*** Opening of Material supplied ***

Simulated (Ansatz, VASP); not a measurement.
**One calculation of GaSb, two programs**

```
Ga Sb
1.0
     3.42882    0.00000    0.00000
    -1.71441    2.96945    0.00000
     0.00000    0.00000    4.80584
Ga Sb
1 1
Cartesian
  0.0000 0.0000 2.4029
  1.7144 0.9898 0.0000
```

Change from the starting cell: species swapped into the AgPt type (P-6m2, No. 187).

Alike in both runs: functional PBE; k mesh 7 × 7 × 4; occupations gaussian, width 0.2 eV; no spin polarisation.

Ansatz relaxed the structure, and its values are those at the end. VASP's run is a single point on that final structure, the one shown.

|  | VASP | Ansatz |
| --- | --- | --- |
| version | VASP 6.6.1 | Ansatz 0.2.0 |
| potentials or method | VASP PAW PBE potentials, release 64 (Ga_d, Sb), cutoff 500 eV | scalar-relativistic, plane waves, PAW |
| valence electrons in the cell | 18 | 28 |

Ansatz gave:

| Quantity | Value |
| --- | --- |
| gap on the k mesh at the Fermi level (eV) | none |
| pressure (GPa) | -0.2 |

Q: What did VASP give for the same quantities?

*** Close of Material supplied ***

* Work instruction
Exactly as written above, set down the whole listing again.

* Your response
Simulated (Ansatz, VASP); not a measurement.
**One calculation of GaSb, two programs**

```
Ga Sb
1.0
     3.42882    0.00000    0.00000
    -1.71441    2.96945    0.00000
     0.00000    0.00000    4.80584
Ga Sb
1 1
Cartesian
  0.0000 0.0000 2.4029
  1.7144 0.9898 0.0000
```

Change from the starting cell: species swapped into the AgPt type (P-6m2, No. 187).

Alike in both runs: functional PBE; k mesh 7 × 7 × 4; occupations gaussian, width 0.2 eV; no spin polarisation.

Ansatz relaxed the structure, and its values are those at the end. VASP's run is a single point on that final structure, the one shown.

|  | VASP | Ansatz |
| --- | --- | --- |
| version | VASP 6.6.1 | Ansatz 0.2.0 |
| potentials or method | VASP PAW PBE potentials, release 64 (Ga_d, Sb), cutoff 500 eV | scalar-relativistic, plane waves, PAW |
| valence electrons in the cell | 18 | 28 |

Ansatz gave:

| Quantity | Value |
| --- | --- |
| gap on the k mesh at the Fermi level (eV) | none |
| pressure (GPa) | -0.2 |

Q: What did VASP give for the same quantities?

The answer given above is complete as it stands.